▶ WORK TASK
Give the records back in full, exactly as they read.

▶ DATASET CONTENT
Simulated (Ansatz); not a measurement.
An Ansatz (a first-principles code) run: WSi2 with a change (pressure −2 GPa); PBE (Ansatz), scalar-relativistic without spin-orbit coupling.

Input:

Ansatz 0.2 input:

▶ YOUR RESPONSE
Simulated (Ansatz); not a measurement.
An Ansatz (a first-principles code) run: WSi2 with a change (pressure −2 GPa); PBE (Ansatz), scalar-relativistic without spin-orbit coupling.

Input:

Ansatz 0.2 input:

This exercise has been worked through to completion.